### [THE DATA]
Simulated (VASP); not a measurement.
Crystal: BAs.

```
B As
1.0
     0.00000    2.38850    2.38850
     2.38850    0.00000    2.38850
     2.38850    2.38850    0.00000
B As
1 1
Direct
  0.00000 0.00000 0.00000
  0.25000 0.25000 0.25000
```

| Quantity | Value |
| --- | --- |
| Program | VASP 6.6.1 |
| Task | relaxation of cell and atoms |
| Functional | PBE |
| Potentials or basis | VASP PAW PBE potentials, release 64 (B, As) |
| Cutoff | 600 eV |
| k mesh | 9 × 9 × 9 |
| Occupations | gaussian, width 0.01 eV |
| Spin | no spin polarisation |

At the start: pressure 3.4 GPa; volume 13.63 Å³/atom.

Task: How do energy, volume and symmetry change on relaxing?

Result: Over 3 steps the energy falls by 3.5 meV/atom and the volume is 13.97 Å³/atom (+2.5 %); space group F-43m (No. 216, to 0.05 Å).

### [ASSIGNED TASK]
Set down every line of the listing above again, exactly as given.

### [REPLY]
Simulated (VASP); not a measurement.
Crystal: BAs.

```
B As
1.0
     0.00000    2.38850    2.38850
     2.38850    0.00000    2.38850
     2.38850    2.38850    0.00000
B As
1 1
Direct
  0.00000 0.00000 0.00000
  0.25000 0.25000 0.25000
```

| Quantity | Value |
| --- | --- |
| Program | VASP 6.6.1 |
| Task | relaxation of cell and atoms |
| Functional | PBE |
| Potentials or basis | VASP PAW PBE potentials, release 64 (B, As) |
| Cutoff | 600 eV |
| k mesh | 9 × 9 × 9 |
| Occupations | gaussian, width 0.01 eV |
| Spin | no spin polarisation |

At the start: pressure 3.4 GPa; volume 13.63 Å³/atom.

Task: How do energy, volume and symmetry change on relaxing?

Result: Over 3 steps the energy falls by 3.5 meV/atom and the volume is 13.97 Å³/atom (+2.5 %); space group F-43m (No. 216, to 0.05 Å).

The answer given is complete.